# Data provided
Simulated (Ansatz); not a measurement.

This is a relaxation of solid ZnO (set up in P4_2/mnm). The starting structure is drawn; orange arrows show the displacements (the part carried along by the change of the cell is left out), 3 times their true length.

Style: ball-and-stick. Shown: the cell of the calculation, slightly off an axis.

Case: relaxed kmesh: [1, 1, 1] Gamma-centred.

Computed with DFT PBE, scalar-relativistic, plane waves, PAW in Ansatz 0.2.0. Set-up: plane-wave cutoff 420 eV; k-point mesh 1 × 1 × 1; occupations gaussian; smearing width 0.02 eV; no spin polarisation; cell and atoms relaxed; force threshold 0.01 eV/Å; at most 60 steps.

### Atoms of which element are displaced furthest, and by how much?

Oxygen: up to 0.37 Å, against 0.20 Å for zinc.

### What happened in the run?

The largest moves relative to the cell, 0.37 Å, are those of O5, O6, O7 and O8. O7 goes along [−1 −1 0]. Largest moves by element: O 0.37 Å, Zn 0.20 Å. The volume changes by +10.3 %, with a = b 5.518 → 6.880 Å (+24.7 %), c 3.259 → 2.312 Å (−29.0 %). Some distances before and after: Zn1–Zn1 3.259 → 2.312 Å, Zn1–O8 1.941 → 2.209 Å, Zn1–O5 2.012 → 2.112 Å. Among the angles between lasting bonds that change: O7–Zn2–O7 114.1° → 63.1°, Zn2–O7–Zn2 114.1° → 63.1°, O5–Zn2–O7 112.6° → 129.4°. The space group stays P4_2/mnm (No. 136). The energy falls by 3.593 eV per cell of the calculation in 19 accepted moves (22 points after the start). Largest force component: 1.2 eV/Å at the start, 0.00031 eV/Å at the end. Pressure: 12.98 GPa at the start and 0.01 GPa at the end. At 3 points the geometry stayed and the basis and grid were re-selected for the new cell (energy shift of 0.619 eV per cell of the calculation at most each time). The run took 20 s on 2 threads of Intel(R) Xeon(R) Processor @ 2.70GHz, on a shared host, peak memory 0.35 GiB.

# Activity
Repeat the lines from the first one in the records through the line containing "### What happened in the run?", exactly as written, and nothing else.

# Answer area
Simulated (Ansatz); not a measurement.

This is a relaxation of solid ZnO (set up in P4_2/mnm). The starting structure is drawn; orange arrows show the displacements (the part carried along by the change of the cell is left out), 3 times their true length.

Style: ball-and-stick. Shown: the cell of the calculation, slightly off an axis.

Case: relaxed kmesh: [1, 1, 1] Gamma-centred.

Computed with DFT PBE, scalar-relativistic, plane waves, PAW in Ansatz 0.2.0. Set-up: plane-wave cutoff 420 eV; k-point mesh 1 × 1 × 1; occupations gaussian; smearing width 0.02 eV; no spin polarisation; cell and atoms relaxed; force threshold 0.01 eV/Å; at most 60 steps.

### Atoms of which element are displaced furthest, and by how much?

Oxygen: up to 0.37 Å, against 0.20 Å for zinc.

### What happened in the run?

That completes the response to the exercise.